◆ Work item ◆
The data below must be returned in full and exactly.

=-=-=
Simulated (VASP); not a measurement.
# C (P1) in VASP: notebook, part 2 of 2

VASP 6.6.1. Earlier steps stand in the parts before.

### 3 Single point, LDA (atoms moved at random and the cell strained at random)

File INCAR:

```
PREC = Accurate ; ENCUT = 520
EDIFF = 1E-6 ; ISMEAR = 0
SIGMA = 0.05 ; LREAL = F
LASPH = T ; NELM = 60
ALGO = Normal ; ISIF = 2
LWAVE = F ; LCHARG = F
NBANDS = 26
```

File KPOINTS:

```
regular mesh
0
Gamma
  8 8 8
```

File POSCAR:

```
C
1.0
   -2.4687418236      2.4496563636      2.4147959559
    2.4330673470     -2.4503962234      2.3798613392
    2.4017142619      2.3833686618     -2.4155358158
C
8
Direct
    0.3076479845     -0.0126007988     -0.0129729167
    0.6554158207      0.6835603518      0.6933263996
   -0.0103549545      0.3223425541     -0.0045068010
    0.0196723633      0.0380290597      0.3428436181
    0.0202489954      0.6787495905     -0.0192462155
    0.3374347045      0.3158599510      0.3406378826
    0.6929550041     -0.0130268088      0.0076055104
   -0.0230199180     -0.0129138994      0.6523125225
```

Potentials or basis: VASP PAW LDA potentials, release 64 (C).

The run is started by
=-=-=

◆ Answer section ◆
Simulated (VASP); not a measurement.
# C (P1) in VASP: notebook, part 2 of 2

VASP 6.6.1. Earlier steps stand in the parts before.

### 3 Single point, LDA (atoms moved at random and the cell strained at random)

File INCAR:

```
PREC = Accurate ; ENCUT = 520
EDIFF = 1E-6 ; ISMEAR = 0
SIGMA = 0.05 ; LREAL = F
LASPH = T ; NELM = 60
ALGO = Normal ; ISIF = 2
LWAVE = F ; LCHARG = F
NBANDS = 26
```

File KPOINTS:

```
regular mesh
0
Gamma
  8 8 8
```

File POSCAR:

```
C
1.0
   -2.4687418236      2.4496563636      2.4147959559
    2.4330673470     -2.4503962234      2.3798613392
    2.4017142619      2.3833686618     -2.4155358158
C
8
Direct
    0.3076479845     -0.0126007988     -0.0129729167
    0.6554158207      0.6835603518      0.6933263996
   -0.0103549545      0.3223425541     -0.0045068010
    0.0196723633      0.0380290597      0.3428436181
    0.0202489954      0.6787495905     -0.0192462155
    0.3374347045      0.3158599510      0.3406378826
    0.6929550041     -0.0130268088      0.0076055104
   -0.0230199180     -0.0129138994      0.6523125225
```

Potentials or basis: VASP PAW LDA potentials, release 64 (C).

The run is started by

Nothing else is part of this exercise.